Study material |

§ §

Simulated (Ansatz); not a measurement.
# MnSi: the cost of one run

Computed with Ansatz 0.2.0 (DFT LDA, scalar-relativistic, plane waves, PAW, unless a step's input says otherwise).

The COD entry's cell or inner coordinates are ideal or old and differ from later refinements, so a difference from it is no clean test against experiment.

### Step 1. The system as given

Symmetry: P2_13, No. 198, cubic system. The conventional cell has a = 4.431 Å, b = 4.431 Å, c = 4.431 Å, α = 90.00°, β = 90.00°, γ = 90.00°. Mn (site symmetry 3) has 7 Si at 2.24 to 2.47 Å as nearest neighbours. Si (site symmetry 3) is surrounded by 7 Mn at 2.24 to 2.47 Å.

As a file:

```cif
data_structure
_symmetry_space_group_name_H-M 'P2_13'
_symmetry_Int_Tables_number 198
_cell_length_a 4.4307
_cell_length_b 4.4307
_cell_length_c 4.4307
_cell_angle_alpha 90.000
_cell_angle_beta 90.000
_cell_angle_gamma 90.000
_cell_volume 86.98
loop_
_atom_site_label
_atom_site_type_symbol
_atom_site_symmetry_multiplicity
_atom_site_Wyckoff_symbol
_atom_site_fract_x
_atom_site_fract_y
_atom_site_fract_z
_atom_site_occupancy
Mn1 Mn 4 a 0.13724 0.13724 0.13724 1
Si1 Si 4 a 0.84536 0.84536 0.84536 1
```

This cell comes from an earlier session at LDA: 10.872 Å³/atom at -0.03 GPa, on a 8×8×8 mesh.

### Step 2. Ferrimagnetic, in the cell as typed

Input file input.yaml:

§ §

Exercise | In the listing above, locate the line containing "# MnSi: the cost of one run" and the line containing "### Step 1. The system as given". Extract those two lines and every line between them, exactly as written, and only those.

Solution |
# MnSi: the cost of one run

Computed with Ansatz 0.2.0 (DFT LDA, scalar-relativistic, plane waves, PAW, unless a step's input says otherwise).

The COD entry's cell or inner coordinates are ideal or old and differ from later refinements, so a difference from it is no clean test against experiment.

### Step 1. The system as given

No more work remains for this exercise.